* [GIVEN RECORDS]
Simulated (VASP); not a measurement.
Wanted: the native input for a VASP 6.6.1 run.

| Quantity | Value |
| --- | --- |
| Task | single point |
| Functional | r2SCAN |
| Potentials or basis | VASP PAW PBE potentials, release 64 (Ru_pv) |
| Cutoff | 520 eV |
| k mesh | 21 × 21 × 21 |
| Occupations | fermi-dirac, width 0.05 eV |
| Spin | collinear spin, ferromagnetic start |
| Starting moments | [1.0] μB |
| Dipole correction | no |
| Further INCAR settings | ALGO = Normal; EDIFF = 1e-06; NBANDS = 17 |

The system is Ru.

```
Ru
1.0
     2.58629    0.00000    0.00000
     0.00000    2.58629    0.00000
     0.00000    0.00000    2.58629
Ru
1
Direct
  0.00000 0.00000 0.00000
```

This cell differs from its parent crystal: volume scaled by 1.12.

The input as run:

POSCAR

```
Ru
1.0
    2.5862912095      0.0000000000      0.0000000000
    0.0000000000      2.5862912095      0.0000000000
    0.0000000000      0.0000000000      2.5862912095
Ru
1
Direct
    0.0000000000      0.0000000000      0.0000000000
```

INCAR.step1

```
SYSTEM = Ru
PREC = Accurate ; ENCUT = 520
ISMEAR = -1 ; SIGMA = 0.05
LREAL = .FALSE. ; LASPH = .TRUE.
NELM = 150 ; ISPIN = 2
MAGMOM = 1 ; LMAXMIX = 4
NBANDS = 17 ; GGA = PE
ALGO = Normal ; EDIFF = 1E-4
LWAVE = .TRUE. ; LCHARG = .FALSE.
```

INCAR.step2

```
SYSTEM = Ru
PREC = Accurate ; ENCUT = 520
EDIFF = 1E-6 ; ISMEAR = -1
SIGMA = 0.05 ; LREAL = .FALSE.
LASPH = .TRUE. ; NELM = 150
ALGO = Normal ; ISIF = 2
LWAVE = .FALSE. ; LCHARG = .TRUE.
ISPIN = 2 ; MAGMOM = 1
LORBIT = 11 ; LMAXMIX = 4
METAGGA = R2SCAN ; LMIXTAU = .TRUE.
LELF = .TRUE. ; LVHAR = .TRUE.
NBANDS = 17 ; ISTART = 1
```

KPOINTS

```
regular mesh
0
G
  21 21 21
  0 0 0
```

* [REQUIREMENT]
Stop at the line containing "The system is Ru.". Please print exactly every line before it from the start of the records, plus that line itself, and nothing else.

* [EXERCISE OUTPUT]
Simulated (VASP); not a measurement.
Wanted: the native input for a VASP 6.6.1 run.

| Quantity | Value |
| --- | --- |
| Task | single point |
| Functional | r2SCAN |
| Potentials or basis | VASP PAW PBE potentials, release 64 (Ru_pv) |
| Cutoff | 520 eV |
| k mesh | 21 × 21 × 21 |
| Occupations | fermi-dirac, width 0.05 eV |
| Spin | collinear spin, ferromagnetic start |
| Starting moments | [1.0] μB |
| Dipole correction | no |
| Further INCAR settings | ALGO = Normal; EDIFF = 1e-06; NBANDS = 17 |

The system is Ru.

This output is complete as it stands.